Work item - For the material that follows, return exactly the lines from the one with "## 1. The starting structure" through the one with "Now the one-shot", both ends included.

- Opening Delimiter -

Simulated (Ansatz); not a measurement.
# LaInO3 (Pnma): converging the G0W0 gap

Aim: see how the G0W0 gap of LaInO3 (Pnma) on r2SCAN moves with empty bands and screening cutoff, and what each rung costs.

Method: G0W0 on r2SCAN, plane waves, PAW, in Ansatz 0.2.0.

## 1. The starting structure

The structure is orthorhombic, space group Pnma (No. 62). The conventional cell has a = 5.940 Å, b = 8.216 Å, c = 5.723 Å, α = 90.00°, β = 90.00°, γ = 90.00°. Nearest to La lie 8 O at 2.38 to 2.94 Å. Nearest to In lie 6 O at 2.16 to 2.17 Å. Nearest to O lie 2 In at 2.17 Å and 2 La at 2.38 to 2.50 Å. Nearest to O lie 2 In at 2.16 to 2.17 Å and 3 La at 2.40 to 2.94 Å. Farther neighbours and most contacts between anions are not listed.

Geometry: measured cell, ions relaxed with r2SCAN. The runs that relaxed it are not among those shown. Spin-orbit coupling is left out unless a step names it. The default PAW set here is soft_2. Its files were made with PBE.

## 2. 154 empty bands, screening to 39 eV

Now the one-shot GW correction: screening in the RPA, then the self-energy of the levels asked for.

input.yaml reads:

- Closing Delimiter -

Reply -
## 1. The starting structure

The structure is orthorhombic, space group Pnma (No. 62). The conventional cell has a = 5.940 Å, b = 8.216 Å, c = 5.723 Å, α = 90.00°, β = 90.00°, γ = 90.00°. Nearest to La lie 8 O at 2.38 to 2.94 Å. Nearest to In lie 6 O at 2.16 to 2.17 Å. Nearest to O lie 2 In at 2.17 Å and 2 La at 2.38 to 2.50 Å. Nearest to O lie 2 In at 2.16 to 2.17 Å and 3 La at 2.40 to 2.94 Å. Farther neighbours and most contacts between anions are not listed.

Geometry: measured cell, ions relaxed with r2SCAN. The runs that relaxed it are not among those shown. Spin-orbit coupling is left out unless a step names it. The default PAW set here is soft_2. Its files were made with PBE.

## 2. 154 empty bands, screening to 39 eV

Now the one-shot GW correction: screening in the RPA, then the self-energy of the levels asked for.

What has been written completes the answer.